▸ Provided information

--

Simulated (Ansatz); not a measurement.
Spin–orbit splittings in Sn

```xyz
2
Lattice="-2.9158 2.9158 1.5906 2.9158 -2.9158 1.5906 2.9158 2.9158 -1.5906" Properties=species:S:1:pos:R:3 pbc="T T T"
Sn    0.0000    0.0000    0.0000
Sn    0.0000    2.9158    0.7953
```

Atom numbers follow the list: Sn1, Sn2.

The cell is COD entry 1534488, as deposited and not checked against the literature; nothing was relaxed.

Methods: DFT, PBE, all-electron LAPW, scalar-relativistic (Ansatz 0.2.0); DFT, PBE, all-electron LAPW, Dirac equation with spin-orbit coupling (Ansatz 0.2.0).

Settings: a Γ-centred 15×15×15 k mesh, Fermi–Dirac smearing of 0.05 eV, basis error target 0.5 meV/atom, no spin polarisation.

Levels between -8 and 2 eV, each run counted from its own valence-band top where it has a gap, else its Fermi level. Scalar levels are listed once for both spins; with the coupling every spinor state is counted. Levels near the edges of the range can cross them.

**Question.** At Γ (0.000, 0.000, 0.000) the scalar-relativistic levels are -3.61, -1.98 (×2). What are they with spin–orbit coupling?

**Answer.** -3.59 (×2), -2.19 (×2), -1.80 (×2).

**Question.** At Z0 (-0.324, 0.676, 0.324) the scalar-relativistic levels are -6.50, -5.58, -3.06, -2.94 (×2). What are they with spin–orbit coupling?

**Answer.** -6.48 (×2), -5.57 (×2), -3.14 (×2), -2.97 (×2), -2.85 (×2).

--

▸ Exercise
Using the data above, reproduce exactly the lines from the line that contains "The cell is" through the line that contains "-2.94 (×2). What are they with spin–orbit coupling?", including both.

▸ Task output
The cell is COD entry 1534488, as deposited and not checked against the literature; nothing was relaxed.

Methods: DFT, PBE, all-electron LAPW, scalar-relativistic (Ansatz 0.2.0); DFT, PBE, all-electron LAPW, Dirac equation with spin-orbit coupling (Ansatz 0.2.0).

Settings: a Γ-centred 15×15×15 k mesh, Fermi–Dirac smearing of 0.05 eV, basis error target 0.5 meV/atom, no spin polarisation.

Levels between -8 and 2 eV, each run counted from its own valence-band top where it has a gap, else its Fermi level. Scalar levels are listed once for both spins; with the coupling every spinor state is counted. Levels near the edges of the range can cross them.

**Question.** At Γ (0.000, 0.000, 0.000) the scalar-relativistic levels are -3.61, -1.98 (×2). What are they with spin–orbit coupling?

**Answer.** -3.59 (×2), -2.19 (×2), -1.80 (×2).

**Question.** At Z0 (-0.324, 0.676, 0.324) the scalar-relativistic levels are -6.50, -5.58, -3.06, -2.94 (×2). What are they with spin–orbit coupling?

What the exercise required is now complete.